■ Action item:
What you output should match the data below exactly.

■ Raw data:
-.-.-

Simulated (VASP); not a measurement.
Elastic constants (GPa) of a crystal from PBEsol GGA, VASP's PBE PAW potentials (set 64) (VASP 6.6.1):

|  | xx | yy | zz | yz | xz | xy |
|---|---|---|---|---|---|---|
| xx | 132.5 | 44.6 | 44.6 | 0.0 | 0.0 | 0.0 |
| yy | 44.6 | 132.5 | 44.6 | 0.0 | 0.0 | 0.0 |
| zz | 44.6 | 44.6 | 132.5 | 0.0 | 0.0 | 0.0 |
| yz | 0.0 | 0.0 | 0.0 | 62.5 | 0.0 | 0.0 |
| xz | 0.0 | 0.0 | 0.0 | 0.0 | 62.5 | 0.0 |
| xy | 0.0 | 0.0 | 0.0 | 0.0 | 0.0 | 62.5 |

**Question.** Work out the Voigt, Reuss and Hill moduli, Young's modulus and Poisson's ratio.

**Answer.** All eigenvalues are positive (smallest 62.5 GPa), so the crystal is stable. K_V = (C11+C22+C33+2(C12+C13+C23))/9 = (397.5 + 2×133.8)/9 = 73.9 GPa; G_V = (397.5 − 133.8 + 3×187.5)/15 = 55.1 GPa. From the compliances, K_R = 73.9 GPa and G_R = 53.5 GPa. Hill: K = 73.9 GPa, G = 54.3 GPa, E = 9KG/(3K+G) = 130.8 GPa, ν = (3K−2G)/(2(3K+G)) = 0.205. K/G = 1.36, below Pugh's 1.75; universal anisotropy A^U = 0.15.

-.-.-

■ Task response:
Simulated (VASP); not a measurement.
Elastic constants (GPa) of a crystal from PBEsol GGA, VASP's PBE PAW potentials (set 64) (VASP 6.6.1):

|  | xx | yy | zz | yz | xz | xy |
|---|---|---|---|---|---|---|
| xx | 132.5 | 44.6 | 44.6 | 0.0 | 0.0 | 0.0 |
| yy | 44.6 | 132.5 | 44.6 | 0.0 | 0.0 | 0.0 |
| zz | 44.6 | 44.6 | 132.5 | 0.0 | 0.0 | 0.0 |
| yz | 0.0 | 0.0 | 0.0 | 62.5 | 0.0 | 0.0 |
| xz | 0.0 | 0.0 | 0.0 | 0.0 | 62.5 | 0.0 |
| xy | 0.0 | 0.0 | 0.0 | 0.0 | 0.0 | 62.5 |

**Question.** Work out the Voigt, Reuss and Hill moduli, Young's modulus and Poisson's ratio.

**Answer.** All eigenvalues are positive (smallest 62.5 GPa), so the crystal is stable. K_V = (C11+C22+C33+2(C12+C13+C23))/9 = (397.5 + 2×133.8)/9 = 73.9 GPa; G_V = (397.5 − 133.8 + 3×187.5)/15 = 55.1 GPa. From the compliances, K_R = 73.9 GPa and G_R = 53.5 GPa. Hill: K = 73.9 GPa, G = 54.3 GPa, E = 9KG/(3K+G) = 130.8 GPa, ν = (3K−2G)/(2(3K+G)) = 0.205. K/G = 1.36, below Pugh's 1.75; universal anisotropy A^U = 0.15.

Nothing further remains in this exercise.